**REQUIREMENT:** Up to and including the line that contains "The forces at", repeat each line of the data exactly, starting from the first.

· · · ·

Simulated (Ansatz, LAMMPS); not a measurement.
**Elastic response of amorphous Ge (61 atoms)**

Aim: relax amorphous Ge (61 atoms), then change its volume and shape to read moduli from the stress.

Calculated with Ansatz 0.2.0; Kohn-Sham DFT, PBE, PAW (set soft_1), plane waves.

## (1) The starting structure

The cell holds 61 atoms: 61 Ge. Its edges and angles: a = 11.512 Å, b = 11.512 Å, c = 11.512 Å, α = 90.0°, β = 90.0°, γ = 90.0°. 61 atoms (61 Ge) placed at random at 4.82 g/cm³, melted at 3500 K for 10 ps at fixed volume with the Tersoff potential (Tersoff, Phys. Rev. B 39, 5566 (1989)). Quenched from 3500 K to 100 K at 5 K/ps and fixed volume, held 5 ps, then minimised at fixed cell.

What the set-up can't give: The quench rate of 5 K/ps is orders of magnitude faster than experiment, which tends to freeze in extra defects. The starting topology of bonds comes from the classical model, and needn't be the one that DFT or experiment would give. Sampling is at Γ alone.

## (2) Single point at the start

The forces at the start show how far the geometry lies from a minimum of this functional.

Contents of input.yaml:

· · · ·

**TASK ANSWER:**
Simulated (Ansatz, LAMMPS); not a measurement.
**Elastic response of amorphous Ge (61 atoms)**

Aim: relax amorphous Ge (61 atoms), then change its volume and shape to read moduli from the stress.

Calculated with Ansatz 0.2.0; Kohn-Sham DFT, PBE, PAW (set soft_1), plane waves.

## (1) The starting structure

The cell holds 61 atoms: 61 Ge. Its edges and angles: a = 11.512 Å, b = 11.512 Å, c = 11.512 Å, α = 90.0°, β = 90.0°, γ = 90.0°. 61 atoms (61 Ge) placed at random at 4.82 g/cm³, melted at 3500 K for 10 ps at fixed volume with the Tersoff potential (Tersoff, Phys. Rev. B 39, 5566 (1989)). Quenched from 3500 K to 100 K at 5 K/ps and fixed volume, held 5 ps, then minimised at fixed cell.

What the set-up can't give: The quench rate of 5 K/ps is orders of magnitude faster than experiment, which tends to freeze in extra defects. The starting topology of bonds comes from the classical model, and needn't be the one that DFT or experiment would give. Sampling is at Γ alone.

## (2) Single point at the start

The forces at the start show how far the geometry lies from a minimum of this functional.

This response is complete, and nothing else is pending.